Required action
The task here is to set down every line of the listing exactly.

-- -- --
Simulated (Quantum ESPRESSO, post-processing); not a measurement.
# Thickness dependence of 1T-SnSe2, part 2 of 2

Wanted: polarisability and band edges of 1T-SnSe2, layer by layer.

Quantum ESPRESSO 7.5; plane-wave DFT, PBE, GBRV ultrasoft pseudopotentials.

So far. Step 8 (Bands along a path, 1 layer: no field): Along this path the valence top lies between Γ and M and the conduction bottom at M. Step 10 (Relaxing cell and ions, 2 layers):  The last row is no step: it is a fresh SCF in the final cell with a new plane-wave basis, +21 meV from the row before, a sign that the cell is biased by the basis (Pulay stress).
-- -- --

Response box
Simulated (Quantum ESPRESSO, post-processing); not a measurement.
# Thickness dependence of 1T-SnSe2, part 2 of 2

Wanted: polarisability and band edges of 1T-SnSe2, layer by layer.

Quantum ESPRESSO 7.5; plane-wave DFT, PBE, GBRV ultrasoft pseudopotentials.

So far. Step 8 (Bands along a path, 1 layer: no field): Along this path the valence top lies between Γ and M and the conduction bottom at M. Step 10 (Relaxing cell and ions, 2 layers):  The last row is no step: it is a fresh SCF in the final cell with a new plane-wave basis, +21 meV from the row before, a sign that the cell is biased by the basis (Pulay stress).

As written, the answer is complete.